BEGIN

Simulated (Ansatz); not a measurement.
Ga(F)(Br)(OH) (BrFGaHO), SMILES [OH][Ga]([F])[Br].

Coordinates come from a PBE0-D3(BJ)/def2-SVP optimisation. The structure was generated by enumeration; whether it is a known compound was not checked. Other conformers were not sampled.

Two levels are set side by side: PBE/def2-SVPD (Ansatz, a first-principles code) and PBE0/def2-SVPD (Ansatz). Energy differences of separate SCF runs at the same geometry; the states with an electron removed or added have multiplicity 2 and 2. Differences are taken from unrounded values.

END

- Work request -
Please give the listing above once more, word for word.

- Task output -
Simulated (Ansatz); not a measurement.
Ga(F)(Br)(OH) (BrFGaHO), SMILES [OH][Ga]([F])[Br].

Coordinates come from a PBE0-D3(BJ)/def2-SVP optimisation. The structure was generated by enumeration; whether it is a known compound was not checked. Other conformers were not sampled.

Two levels are set side by side: PBE/def2-SVPD (Ansatz, a first-principles code) and PBE0/def2-SVPD (Ansatz). Energy differences of separate SCF runs at the same geometry; the states with an electron removed or added have multiplicity 2 and 2. Differences are taken from unrounded values.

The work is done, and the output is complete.